Source material START

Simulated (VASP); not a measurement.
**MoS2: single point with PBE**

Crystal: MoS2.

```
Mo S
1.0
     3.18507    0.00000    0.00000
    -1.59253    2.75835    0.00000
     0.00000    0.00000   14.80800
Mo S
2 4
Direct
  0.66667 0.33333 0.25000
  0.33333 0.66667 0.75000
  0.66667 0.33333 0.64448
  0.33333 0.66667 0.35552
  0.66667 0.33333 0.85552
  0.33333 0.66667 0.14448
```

Source material END

> Work order
Using the listing above, please repeat every entry exactly.

> Solution
Simulated (VASP); not a measurement.
**MoS2: single point with PBE**

Crystal: MoS2.

```
Mo S
1.0
     3.18507    0.00000    0.00000
    -1.59253    2.75835    0.00000
     0.00000    0.00000   14.80800
Mo S
2 4
Direct
  0.66667 0.33333 0.25000
  0.33333 0.66667 0.75000
  0.66667 0.33333 0.64448
  0.33333 0.66667 0.35552
  0.66667 0.33333 0.85552
  0.33333 0.66667 0.14448
```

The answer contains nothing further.